---------- DATA SUPPLIED ----------
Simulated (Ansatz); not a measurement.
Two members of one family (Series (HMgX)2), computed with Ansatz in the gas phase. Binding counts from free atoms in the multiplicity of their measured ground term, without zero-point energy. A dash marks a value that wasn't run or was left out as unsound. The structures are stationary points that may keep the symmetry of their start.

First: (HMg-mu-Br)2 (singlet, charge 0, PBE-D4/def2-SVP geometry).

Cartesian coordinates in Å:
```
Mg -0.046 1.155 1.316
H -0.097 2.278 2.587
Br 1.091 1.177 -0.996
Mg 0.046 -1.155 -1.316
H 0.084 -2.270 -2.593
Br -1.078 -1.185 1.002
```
----------

■ BRIEF
Your answer must be the full set of records above, reproduced exactly.

■ EXPECTED ANSWER
Simulated (Ansatz); not a measurement.
Two members of one family (Series (HMgX)2), computed with Ansatz in the gas phase. Binding counts from free atoms in the multiplicity of their measured ground term, without zero-point energy. A dash marks a value that wasn't run or was left out as unsound. The structures are stationary points that may keep the symmetry of their start.

First: (HMg-mu-Br)2 (singlet, charge 0, PBE-D4/def2-SVP geometry).

Cartesian coordinates in Å:
```
Mg -0.046 1.155 1.316
H -0.097 2.278 2.587
Br 1.091 1.177 -0.996
Mg 0.046 -1.155 -1.316
H 0.084 -2.270 -2.593
Br -1.078 -1.185 1.002
```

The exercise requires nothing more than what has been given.